**Work order**
From the records below, output exactly the lines running from the line containing "Geometry: PBE0-D3(BJ)/def2-SVP. The" through the line containing "### Question", and no others.

**Input data**
<<<<

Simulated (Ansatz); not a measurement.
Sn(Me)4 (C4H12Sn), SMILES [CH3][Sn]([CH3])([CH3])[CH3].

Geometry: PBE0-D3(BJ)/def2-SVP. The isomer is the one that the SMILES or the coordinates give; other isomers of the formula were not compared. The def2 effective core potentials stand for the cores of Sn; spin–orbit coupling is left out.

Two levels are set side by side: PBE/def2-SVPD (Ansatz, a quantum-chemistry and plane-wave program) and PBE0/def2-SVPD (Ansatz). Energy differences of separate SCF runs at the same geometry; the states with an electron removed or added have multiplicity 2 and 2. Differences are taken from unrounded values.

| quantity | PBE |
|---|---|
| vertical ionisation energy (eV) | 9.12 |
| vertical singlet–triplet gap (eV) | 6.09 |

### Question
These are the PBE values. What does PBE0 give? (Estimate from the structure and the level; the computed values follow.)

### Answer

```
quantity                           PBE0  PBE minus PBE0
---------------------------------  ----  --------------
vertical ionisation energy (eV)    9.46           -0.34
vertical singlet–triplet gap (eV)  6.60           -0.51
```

>>>>

**Exercise response**
Geometry: PBE0-D3(BJ)/def2-SVP. The isomer is the one that the SMILES or the coordinates give; other isomers of the formula were not compared. The def2 effective core potentials stand for the cores of Sn; spin–orbit coupling is left out.

Two levels are set side by side: PBE/def2-SVPD (Ansatz, a quantum-chemistry and plane-wave program) and PBE0/def2-SVPD (Ansatz). Energy differences of separate SCF runs at the same geometry; the states with an electron removed or added have multiplicity 2 and 2. Differences are taken from unrounded values.

| quantity | PBE |
|---|---|
| vertical ionisation energy (eV) | 9.12 |
| vertical singlet–triplet gap (eV) | 6.09 |

### Question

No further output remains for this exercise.